Print all of the data exactly as written.

Data for review:
# # # # # # #

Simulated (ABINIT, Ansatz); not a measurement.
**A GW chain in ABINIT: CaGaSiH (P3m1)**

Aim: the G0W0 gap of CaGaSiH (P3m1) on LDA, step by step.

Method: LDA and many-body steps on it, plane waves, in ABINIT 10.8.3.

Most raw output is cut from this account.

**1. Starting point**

# # # # # # #

Task output:
Simulated (ABINIT, Ansatz); not a measurement.
**A GW chain in ABINIT: CaGaSiH (P3m1)**

Aim: the G0W0 gap of CaGaSiH (P3m1) on LDA, step by step.

Method: LDA and many-body steps on it, plane waves, in ABINIT 10.8.3.

Most raw output is cut from this account.

**1. Starting point**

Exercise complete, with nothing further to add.